-------- RECORDS SUPPLIED --------

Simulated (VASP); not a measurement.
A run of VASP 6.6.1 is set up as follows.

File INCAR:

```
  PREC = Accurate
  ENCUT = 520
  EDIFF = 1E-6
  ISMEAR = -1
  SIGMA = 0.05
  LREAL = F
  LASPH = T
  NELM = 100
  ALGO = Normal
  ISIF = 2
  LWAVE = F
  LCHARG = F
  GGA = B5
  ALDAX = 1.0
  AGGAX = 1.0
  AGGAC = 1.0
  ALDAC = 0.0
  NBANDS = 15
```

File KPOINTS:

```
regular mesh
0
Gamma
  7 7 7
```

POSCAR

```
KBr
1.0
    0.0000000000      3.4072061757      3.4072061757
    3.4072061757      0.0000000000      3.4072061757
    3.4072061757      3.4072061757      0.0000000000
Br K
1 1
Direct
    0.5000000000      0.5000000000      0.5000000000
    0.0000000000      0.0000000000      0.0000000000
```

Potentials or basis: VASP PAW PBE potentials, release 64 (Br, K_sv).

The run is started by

--------

WORK TASK
Exact copies of all the entries above should be returned.

ANSWER AREA
Simulated (VASP); not a measurement.
A run of VASP 6.6.1 is set up as follows.

File INCAR:

```
  PREC = Accurate
  ENCUT = 520
  EDIFF = 1E-6
  ISMEAR = -1
  SIGMA = 0.05
  LREAL = F
  LASPH = T
  NELM = 100
  ALGO = Normal
  ISIF = 2
  LWAVE = F
  LCHARG = F
  GGA = B5
  ALDAX = 1.0
  AGGAX = 1.0
  AGGAC = 1.0
  ALDAC = 0.0
  NBANDS = 15
```

File KPOINTS:

```
regular mesh
0
Gamma
  7 7 7
```

POSCAR

```
KBr
1.0
    0.0000000000      3.4072061757      3.4072061757
    3.4072061757      0.0000000000      3.4072061757
    3.4072061757      3.4072061757      0.0000000000
Br K
1 1
Direct
    0.5000000000      0.5000000000      0.5000000000
    0.0000000000      0.0000000000      0.0000000000
```

Potentials or basis: VASP PAW PBE potentials, release 64 (Br, K_sv).

The run is started by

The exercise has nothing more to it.